WORK REQUEST - Print out all the records, word for word.

ENTRIES SUPPLIED -
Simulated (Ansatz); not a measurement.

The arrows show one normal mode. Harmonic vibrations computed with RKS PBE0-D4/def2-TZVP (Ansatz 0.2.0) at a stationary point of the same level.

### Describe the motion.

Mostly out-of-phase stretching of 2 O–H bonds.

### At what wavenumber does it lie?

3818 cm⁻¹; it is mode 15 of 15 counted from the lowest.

EXERCISE ANSWER -
Simulated (Ansatz); not a measurement.

The arrows show one normal mode. Harmonic vibrations computed with RKS PBE0-D4/def2-TZVP (Ansatz 0.2.0) at a stationary point of the same level.

### Describe the motion.

Mostly out-of-phase stretching of 2 O–H bonds.

### At what wavenumber does it lie?

3818 cm⁻¹; it is mode 15 of 15 counted from the lowest.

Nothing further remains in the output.